:: EXTRACTED ENTRIES ::
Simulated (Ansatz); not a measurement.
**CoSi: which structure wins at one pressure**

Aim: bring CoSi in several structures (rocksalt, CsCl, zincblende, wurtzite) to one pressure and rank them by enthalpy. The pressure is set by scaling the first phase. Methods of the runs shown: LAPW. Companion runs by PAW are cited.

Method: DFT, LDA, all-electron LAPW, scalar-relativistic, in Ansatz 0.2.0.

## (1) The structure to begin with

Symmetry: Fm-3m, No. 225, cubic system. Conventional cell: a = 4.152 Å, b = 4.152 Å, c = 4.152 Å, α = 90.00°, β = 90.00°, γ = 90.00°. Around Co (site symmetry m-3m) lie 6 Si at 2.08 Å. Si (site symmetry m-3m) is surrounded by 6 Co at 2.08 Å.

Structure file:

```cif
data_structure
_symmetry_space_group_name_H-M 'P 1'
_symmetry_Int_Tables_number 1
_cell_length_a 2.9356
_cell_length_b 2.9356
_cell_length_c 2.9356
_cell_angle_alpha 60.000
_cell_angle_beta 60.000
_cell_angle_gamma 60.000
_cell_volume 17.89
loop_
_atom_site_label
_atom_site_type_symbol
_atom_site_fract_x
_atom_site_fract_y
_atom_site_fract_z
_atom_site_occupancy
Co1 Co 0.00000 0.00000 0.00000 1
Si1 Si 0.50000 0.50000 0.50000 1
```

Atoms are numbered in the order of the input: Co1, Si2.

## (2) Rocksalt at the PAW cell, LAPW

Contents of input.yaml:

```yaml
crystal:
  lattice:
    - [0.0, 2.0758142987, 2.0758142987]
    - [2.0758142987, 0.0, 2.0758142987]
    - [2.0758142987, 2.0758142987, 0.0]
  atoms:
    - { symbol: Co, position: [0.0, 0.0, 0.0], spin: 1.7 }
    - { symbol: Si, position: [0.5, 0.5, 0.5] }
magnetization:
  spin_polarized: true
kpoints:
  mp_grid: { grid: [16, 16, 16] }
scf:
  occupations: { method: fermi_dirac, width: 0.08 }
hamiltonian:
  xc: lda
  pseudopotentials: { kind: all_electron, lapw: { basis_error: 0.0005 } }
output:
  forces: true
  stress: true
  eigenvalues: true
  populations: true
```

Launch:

:: ASSIGNED TASK ::
Nothing but the lines from the first line of the data through the line with "## (1) The structure to begin with" should be returned, exactly as they appear, both ends included.

:: TASK ANSWER ::
Simulated (Ansatz); not a measurement.
**CoSi: which structure wins at one pressure**

Aim: bring CoSi in several structures (rocksalt, CsCl, zincblende, wurtzite) to one pressure and rank them by enthalpy. The pressure is set by scaling the first phase. Methods of the runs shown: LAPW. Companion runs by PAW are cited.

Method: DFT, LDA, all-electron LAPW, scalar-relativistic, in Ansatz 0.2.0.

## (1) The structure to begin with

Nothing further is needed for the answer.